» **SOURCE INFORMATION**:
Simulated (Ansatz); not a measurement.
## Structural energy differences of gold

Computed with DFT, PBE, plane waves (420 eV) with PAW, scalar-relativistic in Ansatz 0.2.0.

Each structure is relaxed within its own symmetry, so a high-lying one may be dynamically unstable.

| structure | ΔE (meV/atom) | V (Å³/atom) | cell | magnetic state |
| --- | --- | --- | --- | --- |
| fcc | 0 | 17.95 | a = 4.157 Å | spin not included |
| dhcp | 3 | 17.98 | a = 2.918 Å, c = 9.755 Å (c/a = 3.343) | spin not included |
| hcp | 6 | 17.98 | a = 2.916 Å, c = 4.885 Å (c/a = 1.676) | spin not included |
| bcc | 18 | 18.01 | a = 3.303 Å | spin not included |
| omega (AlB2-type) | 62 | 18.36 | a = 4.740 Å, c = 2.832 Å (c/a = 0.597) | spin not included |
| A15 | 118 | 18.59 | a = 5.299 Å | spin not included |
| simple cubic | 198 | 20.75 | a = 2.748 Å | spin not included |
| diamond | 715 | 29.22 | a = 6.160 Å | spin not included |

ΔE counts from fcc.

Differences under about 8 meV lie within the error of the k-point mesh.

» **TASK ITEM**: Retype only the lines running from the top of the listing to the line that holds "ΔE counts from fcc.", both ends included.

» **PROBLEM SOLUTION**:
Simulated (Ansatz); not a measurement.
## Structural energy differences of gold

Computed with DFT, PBE, plane waves (420 eV) with PAW, scalar-relativistic in Ansatz 0.2.0.

Each structure is relaxed within its own symmetry, so a high-lying one may be dynamically unstable.

| structure | ΔE (meV/atom) | V (Å³/atom) | cell | magnetic state |
| --- | --- | --- | --- | --- |
| fcc | 0 | 17.95 | a = 4.157 Å | spin not included |
| dhcp | 3 | 17.98 | a = 2.918 Å, c = 9.755 Å (c/a = 3.343) | spin not included |
| hcp | 6 | 17.98 | a = 2.916 Å, c = 4.885 Å (c/a = 1.676) | spin not included |
| bcc | 18 | 18.01 | a = 3.303 Å | spin not included |
| omega (AlB2-type) | 62 | 18.36 | a = 4.740 Å, c = 2.832 Å (c/a = 0.597) | spin not included |
| A15 | 118 | 18.59 | a = 5.299 Å | spin not included |
| simple cubic | 198 | 20.75 | a = 2.748 Å | spin not included |
| diamond | 715 | 29.22 | a = 6.160 Å | spin not included |

ΔE counts from fcc.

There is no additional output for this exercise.